Work request
Repeat, please, only the lines from the top of the data down to the line with "4.26 | 0.00 |"; include both of those lines.

Provided data
BEGIN

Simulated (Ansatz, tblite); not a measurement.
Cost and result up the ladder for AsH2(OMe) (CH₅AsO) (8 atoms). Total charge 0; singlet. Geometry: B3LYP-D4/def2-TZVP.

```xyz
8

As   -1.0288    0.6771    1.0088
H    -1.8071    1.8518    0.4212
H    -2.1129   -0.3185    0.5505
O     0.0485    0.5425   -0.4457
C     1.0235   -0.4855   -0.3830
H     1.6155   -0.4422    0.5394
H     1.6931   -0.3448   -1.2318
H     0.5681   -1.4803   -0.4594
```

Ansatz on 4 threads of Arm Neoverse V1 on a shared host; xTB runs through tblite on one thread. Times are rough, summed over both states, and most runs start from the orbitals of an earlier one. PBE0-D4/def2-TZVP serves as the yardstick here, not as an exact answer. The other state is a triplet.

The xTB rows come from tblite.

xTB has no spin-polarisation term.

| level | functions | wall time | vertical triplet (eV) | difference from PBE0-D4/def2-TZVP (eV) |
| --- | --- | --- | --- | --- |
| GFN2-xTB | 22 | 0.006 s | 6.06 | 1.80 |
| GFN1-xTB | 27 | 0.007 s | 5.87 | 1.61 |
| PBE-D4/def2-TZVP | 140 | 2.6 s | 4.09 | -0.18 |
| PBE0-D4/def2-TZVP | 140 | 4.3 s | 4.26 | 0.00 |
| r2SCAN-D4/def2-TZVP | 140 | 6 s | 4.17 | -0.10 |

END

Task result
Simulated (Ansatz, tblite); not a measurement.
Cost and result up the ladder for AsH2(OMe) (CH₅AsO) (8 atoms). Total charge 0; singlet. Geometry: B3LYP-D4/def2-TZVP.

```xyz
8

As   -1.0288    0.6771    1.0088
H    -1.8071    1.8518    0.4212
H    -2.1129   -0.3185    0.5505
O     0.0485    0.5425   -0.4457
C     1.0235   -0.4855   -0.3830
H     1.6155   -0.4422    0.5394
H     1.6931   -0.3448   -1.2318
H     0.5681   -1.4803   -0.4594
```

Ansatz on 4 threads of Arm Neoverse V1 on a shared host; xTB runs through tblite on one thread. Times are rough, summed over both states, and most runs start from the orbitals of an earlier one. PBE0-D4/def2-TZVP serves as the yardstick here, not as an exact answer. The other state is a triplet.

The xTB rows come from tblite.

xTB has no spin-polarisation term.

| level | functions | wall time | vertical triplet (eV) | difference from PBE0-D4/def2-TZVP (eV) |
| --- | --- | --- | --- | --- |
| GFN2-xTB | 22 | 0.006 s | 6.06 | 1.80 |
| GFN1-xTB | 27 | 0.007 s | 5.87 | 1.61 |
| PBE-D4/def2-TZVP | 140 | 2.6 s | 4.09 | -0.18 |
| PBE0-D4/def2-TZVP | 140 | 4.3 s | 4.26 | 0.00 |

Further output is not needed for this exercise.